### Supplied records
Start of Block

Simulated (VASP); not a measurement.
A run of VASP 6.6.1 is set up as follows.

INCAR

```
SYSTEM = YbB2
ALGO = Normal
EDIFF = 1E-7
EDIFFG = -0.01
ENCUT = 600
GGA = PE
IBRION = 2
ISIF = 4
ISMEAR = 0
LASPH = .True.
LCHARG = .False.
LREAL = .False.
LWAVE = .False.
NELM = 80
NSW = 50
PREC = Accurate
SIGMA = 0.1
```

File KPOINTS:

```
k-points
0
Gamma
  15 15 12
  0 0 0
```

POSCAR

End of Block

Line by line, transcribe all of the records exactly.

### Exercise output
Simulated (VASP); not a measurement.
A run of VASP 6.6.1 is set up as follows.

INCAR

```
SYSTEM = YbB2
ALGO = Normal
EDIFF = 1E-7
EDIFFG = -0.01
ENCUT = 600
GGA = PE
IBRION = 2
ISIF = 4
ISMEAR = 0
LASPH = .True.
LCHARG = .False.
LREAL = .False.
LWAVE = .False.
NELM = 80
NSW = 50
PREC = Accurate
SIGMA = 0.1
```

File KPOINTS:

```
k-points
0
Gamma
  15 15 12
  0 0 0
```

POSCAR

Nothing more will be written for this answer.